• _Activity_: For this exercise, restate word for word only the lines from the first line of the data to the line containing "# Which input was changed?".

------------------------

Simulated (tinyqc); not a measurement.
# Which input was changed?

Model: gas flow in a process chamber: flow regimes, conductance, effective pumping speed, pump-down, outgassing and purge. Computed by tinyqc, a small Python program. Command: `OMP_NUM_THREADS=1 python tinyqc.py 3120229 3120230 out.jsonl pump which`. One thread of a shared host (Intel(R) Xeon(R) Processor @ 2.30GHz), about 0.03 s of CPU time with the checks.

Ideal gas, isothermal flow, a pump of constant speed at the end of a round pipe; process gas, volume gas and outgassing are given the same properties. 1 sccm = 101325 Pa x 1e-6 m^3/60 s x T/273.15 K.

------------------------

• _Problem solution_:
Simulated (tinyqc); not a measurement.
# Which input was changed?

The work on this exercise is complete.